Beginning with the first line, please repeat the entries exactly and end on the line that contains "- 0.35, dew".

»»

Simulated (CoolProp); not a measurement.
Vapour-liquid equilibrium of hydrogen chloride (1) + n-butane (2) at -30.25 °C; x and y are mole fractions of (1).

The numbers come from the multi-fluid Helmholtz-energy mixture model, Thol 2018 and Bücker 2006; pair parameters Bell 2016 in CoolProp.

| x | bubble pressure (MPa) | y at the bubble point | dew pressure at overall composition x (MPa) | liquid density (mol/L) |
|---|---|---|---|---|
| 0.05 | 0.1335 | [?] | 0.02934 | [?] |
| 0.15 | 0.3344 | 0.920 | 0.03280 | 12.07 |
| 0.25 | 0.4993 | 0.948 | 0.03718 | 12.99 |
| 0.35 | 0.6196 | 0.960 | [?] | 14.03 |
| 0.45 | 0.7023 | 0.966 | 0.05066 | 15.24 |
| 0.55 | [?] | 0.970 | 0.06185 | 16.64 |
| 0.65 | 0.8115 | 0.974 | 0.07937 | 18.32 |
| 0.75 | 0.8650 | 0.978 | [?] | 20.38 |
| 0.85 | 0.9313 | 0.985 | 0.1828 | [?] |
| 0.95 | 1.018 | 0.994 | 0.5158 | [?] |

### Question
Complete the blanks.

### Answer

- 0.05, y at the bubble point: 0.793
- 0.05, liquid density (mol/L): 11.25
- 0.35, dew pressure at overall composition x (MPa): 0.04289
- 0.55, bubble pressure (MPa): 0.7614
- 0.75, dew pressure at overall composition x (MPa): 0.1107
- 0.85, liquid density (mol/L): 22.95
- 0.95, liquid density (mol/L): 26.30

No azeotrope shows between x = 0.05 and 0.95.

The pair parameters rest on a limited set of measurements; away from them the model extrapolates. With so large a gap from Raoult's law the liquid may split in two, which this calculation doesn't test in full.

««

TASK ANSWER.
Simulated (CoolProp); not a measurement.
Vapour-liquid equilibrium of hydrogen chloride (1) + n-butane (2) at -30.25 °C; x and y are mole fractions of (1).

The numbers come from the multi-fluid Helmholtz-energy mixture model, Thol 2018 and Bücker 2006; pair parameters Bell 2016 in CoolProp.

| x | bubble pressure (MPa) | y at the bubble point | dew pressure at overall composition x (MPa) | liquid density (mol/L) |
|---|---|---|---|---|
| 0.05 | 0.1335 | [?] | 0.02934 | [?] |
| 0.15 | 0.3344 | 0.920 | 0.03280 | 12.07 |
| 0.25 | 0.4993 | 0.948 | 0.03718 | 12.99 |
| 0.35 | 0.6196 | 0.960 | [?] | 14.03 |
| 0.45 | 0.7023 | 0.966 | 0.05066 | 15.24 |
| 0.55 | [?] | 0.970 | 0.06185 | 16.64 |
| 0.65 | 0.8115 | 0.974 | 0.07937 | 18.32 |
| 0.75 | 0.8650 | 0.978 | [?] | 20.38 |
| 0.85 | 0.9313 | 0.985 | 0.1828 | [?] |
| 0.95 | 1.018 | 0.994 | 0.5158 | [?] |

### Question
Complete the blanks.

### Answer

- 0.05, y at the bubble point: 0.793
- 0.05, liquid density (mol/L): 11.25
- 0.35, dew pressure at overall composition x (MPa): 0.04289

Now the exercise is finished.